__Assignment__.
Output the whole listing with nothing altered.

__Excerpted data__.
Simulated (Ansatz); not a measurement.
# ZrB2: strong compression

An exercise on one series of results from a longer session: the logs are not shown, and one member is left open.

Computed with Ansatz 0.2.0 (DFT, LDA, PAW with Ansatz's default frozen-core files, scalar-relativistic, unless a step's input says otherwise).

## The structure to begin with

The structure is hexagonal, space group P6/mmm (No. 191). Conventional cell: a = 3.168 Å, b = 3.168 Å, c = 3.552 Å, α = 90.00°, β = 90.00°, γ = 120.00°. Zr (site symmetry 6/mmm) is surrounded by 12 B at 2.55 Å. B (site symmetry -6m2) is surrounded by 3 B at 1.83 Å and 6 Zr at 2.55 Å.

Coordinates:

__Expected answer__.
Simulated (Ansatz); not a measurement.
# ZrB2: strong compression

An exercise on one series of results from a longer session: the logs are not shown, and one member is left open.

Computed with Ansatz 0.2.0 (DFT, LDA, PAW with Ansatz's default frozen-core files, scalar-relativistic, unless a step's input says otherwise).

## The structure to begin with

The structure is hexagonal, space group P6/mmm (No. 191). Conventional cell: a = 3.168 Å, b = 3.168 Å, c = 3.552 Å, α = 90.00°, β = 90.00°, γ = 120.00°. Zr (site symmetry 6/mmm) is surrounded by 12 B at 2.55 Å. B (site symmetry -6m2) is surrounded by 3 B at 1.83 Å and 6 Zr at 2.55 Å.

Coordinates:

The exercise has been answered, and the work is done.